• • • • • • •

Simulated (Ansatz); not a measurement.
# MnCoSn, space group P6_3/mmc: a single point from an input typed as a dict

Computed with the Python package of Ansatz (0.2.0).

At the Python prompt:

• • • • • • •

- [Brief] The lines needed run from the first line of the data through the line containing "Computed with the"; give them again exactly and nothing else.

- [Your response]
Simulated (Ansatz); not a measurement.
# MnCoSn, space group P6_3/mmc: a single point from an input typed as a dict

Computed with the Python package of Ansatz (0.2.0).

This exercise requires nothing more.